(RECORD EXCERPTS Opens)

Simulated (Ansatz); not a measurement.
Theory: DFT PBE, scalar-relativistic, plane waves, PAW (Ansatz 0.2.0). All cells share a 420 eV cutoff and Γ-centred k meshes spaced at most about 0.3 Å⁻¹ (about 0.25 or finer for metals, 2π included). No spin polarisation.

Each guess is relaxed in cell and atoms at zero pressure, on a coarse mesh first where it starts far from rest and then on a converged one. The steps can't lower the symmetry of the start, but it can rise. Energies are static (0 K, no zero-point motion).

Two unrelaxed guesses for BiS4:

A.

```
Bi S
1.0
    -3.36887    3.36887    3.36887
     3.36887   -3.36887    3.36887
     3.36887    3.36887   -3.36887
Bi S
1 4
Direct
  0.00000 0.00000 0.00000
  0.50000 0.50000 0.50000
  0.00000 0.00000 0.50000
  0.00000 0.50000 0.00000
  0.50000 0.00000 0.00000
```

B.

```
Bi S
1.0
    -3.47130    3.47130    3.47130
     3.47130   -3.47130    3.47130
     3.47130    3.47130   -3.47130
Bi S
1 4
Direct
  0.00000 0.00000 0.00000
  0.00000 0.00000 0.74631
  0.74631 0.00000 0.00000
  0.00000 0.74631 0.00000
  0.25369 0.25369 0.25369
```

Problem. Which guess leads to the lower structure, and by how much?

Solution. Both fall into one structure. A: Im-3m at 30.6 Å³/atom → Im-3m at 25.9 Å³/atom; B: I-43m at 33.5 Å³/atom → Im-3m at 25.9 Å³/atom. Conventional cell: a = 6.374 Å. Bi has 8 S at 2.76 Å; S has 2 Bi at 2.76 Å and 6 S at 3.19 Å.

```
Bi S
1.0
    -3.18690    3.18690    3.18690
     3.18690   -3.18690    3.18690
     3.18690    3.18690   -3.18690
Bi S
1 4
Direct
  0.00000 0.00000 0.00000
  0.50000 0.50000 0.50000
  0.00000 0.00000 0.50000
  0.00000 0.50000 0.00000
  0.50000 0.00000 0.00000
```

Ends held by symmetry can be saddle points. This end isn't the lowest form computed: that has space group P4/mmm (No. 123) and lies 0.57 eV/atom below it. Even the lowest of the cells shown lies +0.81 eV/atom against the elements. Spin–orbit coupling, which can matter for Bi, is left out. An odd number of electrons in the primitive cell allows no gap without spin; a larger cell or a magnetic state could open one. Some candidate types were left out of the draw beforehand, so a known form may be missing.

(RECORD EXCERPTS Closes)

WORK TASK:
Return, exactly as they stand, the lines from the start of the records above through the line with "Theory: DFT PBE, scalar-relativistic, plane", both ends included, and no other lines.

TASK ANSWER:
Simulated (Ansatz); not a measurement.
Theory: DFT PBE, scalar-relativistic, plane waves, PAW (Ansatz 0.2.0). All cells share a 420 eV cutoff and Γ-centred k meshes spaced at most about 0.3 Å⁻¹ (about 0.25 or finer for metals, 2π included). No spin polarisation.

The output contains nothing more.